- [Record extracts]
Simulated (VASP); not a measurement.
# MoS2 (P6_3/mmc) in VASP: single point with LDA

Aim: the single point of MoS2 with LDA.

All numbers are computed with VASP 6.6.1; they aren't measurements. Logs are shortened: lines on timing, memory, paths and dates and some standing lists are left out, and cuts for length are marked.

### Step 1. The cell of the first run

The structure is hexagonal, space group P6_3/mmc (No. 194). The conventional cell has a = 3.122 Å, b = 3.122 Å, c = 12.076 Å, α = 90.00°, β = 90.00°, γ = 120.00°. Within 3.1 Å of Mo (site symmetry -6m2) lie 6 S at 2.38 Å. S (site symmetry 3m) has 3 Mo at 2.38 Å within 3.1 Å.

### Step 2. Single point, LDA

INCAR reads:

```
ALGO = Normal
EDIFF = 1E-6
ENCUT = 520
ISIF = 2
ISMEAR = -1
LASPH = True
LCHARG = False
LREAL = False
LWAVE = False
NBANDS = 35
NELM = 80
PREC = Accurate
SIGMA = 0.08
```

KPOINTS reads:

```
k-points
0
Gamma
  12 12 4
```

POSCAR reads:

- [Assignment]
An identical copy of the preceding records should be returned.

- [Exercise output]
Simulated (VASP); not a measurement.
# MoS2 (P6_3/mmc) in VASP: single point with LDA

Aim: the single point of MoS2 with LDA.

All numbers are computed with VASP 6.6.1; they aren't measurements. Logs are shortened: lines on timing, memory, paths and dates and some standing lists are left out, and cuts for length are marked.

### Step 1. The cell of the first run

The structure is hexagonal, space group P6_3/mmc (No. 194). The conventional cell has a = 3.122 Å, b = 3.122 Å, c = 12.076 Å, α = 90.00°, β = 90.00°, γ = 120.00°. Within 3.1 Å of Mo (site symmetry -6m2) lie 6 S at 2.38 Å. S (site symmetry 3m) has 3 Mo at 2.38 Å within 3.1 Å.

### Step 2. Single point, LDA

INCAR reads:

```
ALGO = Normal
EDIFF = 1E-6
ENCUT = 520
ISIF = 2
ISMEAR = -1
LASPH = True
LCHARG = False
LREAL = False
LWAVE = False
NBANDS = 35
NELM = 80
PREC = Accurate
SIGMA = 0.08
```

KPOINTS reads:

```
k-points
0
Gamma
  12 12 4
```

POSCAR reads:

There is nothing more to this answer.